┄┄┄┄┄┄┄┄┄┄

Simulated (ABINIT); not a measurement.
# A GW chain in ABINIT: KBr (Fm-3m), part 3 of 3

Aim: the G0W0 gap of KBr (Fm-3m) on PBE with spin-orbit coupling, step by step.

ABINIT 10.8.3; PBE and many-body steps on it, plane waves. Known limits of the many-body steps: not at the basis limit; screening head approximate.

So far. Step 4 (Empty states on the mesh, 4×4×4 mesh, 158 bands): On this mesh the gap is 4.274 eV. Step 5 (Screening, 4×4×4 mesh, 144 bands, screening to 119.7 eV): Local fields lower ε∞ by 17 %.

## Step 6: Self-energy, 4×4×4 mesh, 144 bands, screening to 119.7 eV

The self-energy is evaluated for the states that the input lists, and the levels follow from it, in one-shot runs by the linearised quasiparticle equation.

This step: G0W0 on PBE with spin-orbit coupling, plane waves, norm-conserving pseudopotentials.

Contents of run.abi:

┄┄┄┄┄┄┄┄┄┄

*Work item*:
Word for word, repeat every line of the data.

*Reply*:
Simulated (ABINIT); not a measurement.
# A GW chain in ABINIT: KBr (Fm-3m), part 3 of 3

Aim: the G0W0 gap of KBr (Fm-3m) on PBE with spin-orbit coupling, step by step.

ABINIT 10.8.3; PBE and many-body steps on it, plane waves. Known limits of the many-body steps: not at the basis limit; screening head approximate.

So far. Step 4 (Empty states on the mesh, 4×4×4 mesh, 158 bands): On this mesh the gap is 4.274 eV. Step 5 (Screening, 4×4×4 mesh, 144 bands, screening to 119.7 eV): Local fields lower ε∞ by 17 %.

## Step 6: Self-energy, 4×4×4 mesh, 144 bands, screening to 119.7 eV

The self-energy is evaluated for the states that the input lists, and the levels follow from it, in one-shot runs by the linearised quasiparticle equation.

This step: G0W0 on PBE with spin-orbit coupling, plane waves, norm-conserving pseudopotentials.

Contents of run.abi:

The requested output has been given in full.